**Extracted data**.
....

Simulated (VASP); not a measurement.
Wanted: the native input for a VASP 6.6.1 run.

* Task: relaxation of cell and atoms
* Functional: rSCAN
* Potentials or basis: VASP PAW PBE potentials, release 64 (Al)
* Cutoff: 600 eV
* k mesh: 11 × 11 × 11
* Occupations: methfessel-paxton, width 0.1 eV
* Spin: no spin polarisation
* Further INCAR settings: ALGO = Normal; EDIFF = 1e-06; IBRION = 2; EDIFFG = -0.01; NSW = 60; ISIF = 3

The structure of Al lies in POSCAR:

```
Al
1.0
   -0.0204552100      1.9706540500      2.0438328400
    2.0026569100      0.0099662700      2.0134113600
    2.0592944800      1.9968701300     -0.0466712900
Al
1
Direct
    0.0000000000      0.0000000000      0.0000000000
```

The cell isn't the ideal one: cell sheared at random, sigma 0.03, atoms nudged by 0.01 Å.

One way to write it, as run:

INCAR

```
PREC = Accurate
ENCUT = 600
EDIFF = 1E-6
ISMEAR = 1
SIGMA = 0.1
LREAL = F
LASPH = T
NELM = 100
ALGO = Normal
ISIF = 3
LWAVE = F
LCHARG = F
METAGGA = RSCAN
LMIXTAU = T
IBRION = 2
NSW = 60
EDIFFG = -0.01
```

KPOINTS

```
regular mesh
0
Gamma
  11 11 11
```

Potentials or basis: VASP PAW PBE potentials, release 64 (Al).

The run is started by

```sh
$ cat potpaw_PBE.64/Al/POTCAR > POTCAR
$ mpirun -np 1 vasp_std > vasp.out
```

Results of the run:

....

**Activity**. Give every line of the material again, exactly as it reads.

**Answer box**.
Simulated (VASP); not a measurement.
Wanted: the native input for a VASP 6.6.1 run.

* Task: relaxation of cell and atoms
* Functional: rSCAN
* Potentials or basis: VASP PAW PBE potentials, release 64 (Al)
* Cutoff: 600 eV
* k mesh: 11 × 11 × 11
* Occupations: methfessel-paxton, width 0.1 eV
* Spin: no spin polarisation
* Further INCAR settings: ALGO = Normal; EDIFF = 1e-06; IBRION = 2; EDIFFG = -0.01; NSW = 60; ISIF = 3

The structure of Al lies in POSCAR:

```
Al
1.0
   -0.0204552100      1.9706540500      2.0438328400
    2.0026569100      0.0099662700      2.0134113600
    2.0592944800      1.9968701300     -0.0466712900
Al
1
Direct
    0.0000000000      0.0000000000      0.0000000000
```

The cell isn't the ideal one: cell sheared at random, sigma 0.03, atoms nudged by 0.01 Å.

One way to write it, as run:

INCAR

```
PREC = Accurate
ENCUT = 600
EDIFF = 1E-6
ISMEAR = 1
SIGMA = 0.1
LREAL = F
LASPH = T
NELM = 100
ALGO = Normal
ISIF = 3
LWAVE = F
LCHARG = F
METAGGA = RSCAN
LMIXTAU = T
IBRION = 2
NSW = 60
EDIFFG = -0.01
```

KPOINTS

```
regular mesh
0
Gamma
  11 11 11
```

Potentials or basis: VASP PAW PBE potentials, release 64 (Al).

The run is started by

```sh
$ cat potpaw_PBE.64/Al/POTCAR > POTCAR
$ mpirun -np 1 vasp_std > vasp.out
```

Results of the run:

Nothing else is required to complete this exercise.